• [Records supplied]:
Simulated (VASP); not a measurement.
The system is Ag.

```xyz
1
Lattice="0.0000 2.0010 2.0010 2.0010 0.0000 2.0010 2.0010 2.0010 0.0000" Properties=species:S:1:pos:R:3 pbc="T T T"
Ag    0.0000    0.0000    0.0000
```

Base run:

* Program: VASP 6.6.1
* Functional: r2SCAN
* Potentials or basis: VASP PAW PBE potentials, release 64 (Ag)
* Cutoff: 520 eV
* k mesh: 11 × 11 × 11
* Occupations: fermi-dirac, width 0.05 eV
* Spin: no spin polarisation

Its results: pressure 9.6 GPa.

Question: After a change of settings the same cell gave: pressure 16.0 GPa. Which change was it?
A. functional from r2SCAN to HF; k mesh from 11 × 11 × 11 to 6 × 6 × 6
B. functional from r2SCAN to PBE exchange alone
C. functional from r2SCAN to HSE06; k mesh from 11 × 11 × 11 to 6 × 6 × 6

• [Exercise]: Every entry above must appear again in the reply, exactly as it stands.

• [Answer space]:
Simulated (VASP); not a measurement.
The system is Ag.

```xyz
1
Lattice="0.0000 2.0010 2.0010 2.0010 0.0000 2.0010 2.0010 2.0010 0.0000" Properties=species:S:1:pos:R:3 pbc="T T T"
Ag    0.0000    0.0000    0.0000
```

Base run:

* Program: VASP 6.6.1
* Functional: r2SCAN
* Potentials or basis: VASP PAW PBE potentials, release 64 (Ag)
* Cutoff: 520 eV
* k mesh: 11 × 11 × 11
* Occupations: fermi-dirac, width 0.05 eV
* Spin: no spin polarisation

Its results: pressure 9.6 GPa.

Question: After a change of settings the same cell gave: pressure 16.0 GPa. Which change was it?
A. functional from r2SCAN to HF; k mesh from 11 × 11 × 11 to 6 × 6 × 6
B. functional from r2SCAN to PBE exchange alone
C. functional from r2SCAN to HSE06; k mesh from 11 × 11 × 11 to 6 × 6 × 6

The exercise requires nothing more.